### SUPPLIED INFORMATION
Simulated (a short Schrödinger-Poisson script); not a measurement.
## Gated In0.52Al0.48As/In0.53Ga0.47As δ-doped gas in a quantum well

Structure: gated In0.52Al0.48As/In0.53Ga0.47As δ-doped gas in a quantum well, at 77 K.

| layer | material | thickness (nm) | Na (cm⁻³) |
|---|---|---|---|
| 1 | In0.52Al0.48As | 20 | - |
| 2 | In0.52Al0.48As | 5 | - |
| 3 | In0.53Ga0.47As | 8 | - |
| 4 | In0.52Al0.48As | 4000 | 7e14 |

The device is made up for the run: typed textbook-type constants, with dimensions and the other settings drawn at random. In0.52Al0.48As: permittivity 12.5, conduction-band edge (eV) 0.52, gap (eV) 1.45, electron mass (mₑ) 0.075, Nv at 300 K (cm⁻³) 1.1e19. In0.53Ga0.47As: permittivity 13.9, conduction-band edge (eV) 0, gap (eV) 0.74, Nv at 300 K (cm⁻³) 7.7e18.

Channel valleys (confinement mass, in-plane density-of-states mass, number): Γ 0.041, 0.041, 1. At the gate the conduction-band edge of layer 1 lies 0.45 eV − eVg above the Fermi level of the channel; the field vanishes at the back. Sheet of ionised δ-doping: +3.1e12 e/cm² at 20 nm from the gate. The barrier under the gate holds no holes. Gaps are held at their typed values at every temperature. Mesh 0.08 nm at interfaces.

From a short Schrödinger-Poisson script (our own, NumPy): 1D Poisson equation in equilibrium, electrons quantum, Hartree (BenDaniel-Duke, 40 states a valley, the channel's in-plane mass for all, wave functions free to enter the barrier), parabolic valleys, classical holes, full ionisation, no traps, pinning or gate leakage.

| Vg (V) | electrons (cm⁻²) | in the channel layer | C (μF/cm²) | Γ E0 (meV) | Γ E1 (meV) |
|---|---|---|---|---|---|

### REQUIREMENT
Take the lines from the start of the records through the line holding "4000 | 7e14 |", both included, and please print them exactly, with nothing else.

### WRITTEN RESPONSE
Simulated (a short Schrödinger-Poisson script); not a measurement.
## Gated In0.52Al0.48As/In0.53Ga0.47As δ-doped gas in a quantum well

Structure: gated In0.52Al0.48As/In0.53Ga0.47As δ-doped gas in a quantum well, at 77 K.

| layer | material | thickness (nm) | Na (cm⁻³) |
|---|---|---|---|
| 1 | In0.52Al0.48As | 20 | - |
| 2 | In0.52Al0.48As | 5 | - |
| 3 | In0.53Ga0.47As | 8 | - |
| 4 | In0.52Al0.48As | 4000 | 7e14 |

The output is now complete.